WORK INSTRUCTION:
Please restate, exactly as written, the lines running from the beginning of the material through the line that has "Solution. (a) 9.2; (b) 0.52." in it.

GIVEN DATA:
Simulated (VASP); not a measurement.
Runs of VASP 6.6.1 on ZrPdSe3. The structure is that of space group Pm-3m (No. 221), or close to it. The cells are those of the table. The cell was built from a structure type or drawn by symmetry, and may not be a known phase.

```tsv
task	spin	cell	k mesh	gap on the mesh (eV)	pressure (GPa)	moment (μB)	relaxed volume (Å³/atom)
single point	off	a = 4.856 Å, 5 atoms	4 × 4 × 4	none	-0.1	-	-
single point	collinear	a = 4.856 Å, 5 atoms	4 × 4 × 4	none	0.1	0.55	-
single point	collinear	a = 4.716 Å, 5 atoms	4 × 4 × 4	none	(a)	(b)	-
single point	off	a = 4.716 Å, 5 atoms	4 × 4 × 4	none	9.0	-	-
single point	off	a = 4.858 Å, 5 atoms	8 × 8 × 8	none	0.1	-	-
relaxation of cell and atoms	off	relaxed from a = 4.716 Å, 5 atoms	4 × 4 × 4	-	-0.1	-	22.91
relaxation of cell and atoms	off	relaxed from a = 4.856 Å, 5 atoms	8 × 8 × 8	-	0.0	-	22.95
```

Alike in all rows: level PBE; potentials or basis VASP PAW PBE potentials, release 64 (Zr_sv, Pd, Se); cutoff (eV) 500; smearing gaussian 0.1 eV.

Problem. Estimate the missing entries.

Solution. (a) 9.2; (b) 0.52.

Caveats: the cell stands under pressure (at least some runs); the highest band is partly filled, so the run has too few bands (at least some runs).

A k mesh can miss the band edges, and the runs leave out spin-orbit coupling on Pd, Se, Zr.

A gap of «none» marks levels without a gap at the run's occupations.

WRITTEN RESPONSE:
Simulated (VASP); not a measurement.
Runs of VASP 6.6.1 on ZrPdSe3. The structure is that of space group Pm-3m (No. 221), or close to it. The cells are those of the table. The cell was built from a structure type or drawn by symmetry, and may not be a known phase.

```tsv
task	spin	cell	k mesh	gap on the mesh (eV)	pressure (GPa)	moment (μB)	relaxed volume (Å³/atom)
single point	off	a = 4.856 Å, 5 atoms	4 × 4 × 4	none	-0.1	-	-
single point	collinear	a = 4.856 Å, 5 atoms	4 × 4 × 4	none	0.1	0.55	-
single point	collinear	a = 4.716 Å, 5 atoms	4 × 4 × 4	none	(a)	(b)	-
single point	off	a = 4.716 Å, 5 atoms	4 × 4 × 4	none	9.0	-	-
single point	off	a = 4.858 Å, 5 atoms	8 × 8 × 8	none	0.1	-	-
relaxation of cell and atoms	off	relaxed from a = 4.716 Å, 5 atoms	4 × 4 × 4	-	-0.1	-	22.91
relaxation of cell and atoms	off	relaxed from a = 4.856 Å, 5 atoms	8 × 8 × 8	-	0.0	-	22.95
```

Alike in all rows: level PBE; potentials or basis VASP PAW PBE potentials, release 64 (Zr_sv, Pd, Se); cutoff (eV) 500; smearing gaussian 0.1 eV.

Problem. Estimate the missing entries.

Solution. (a) 9.2; (b) 0.52.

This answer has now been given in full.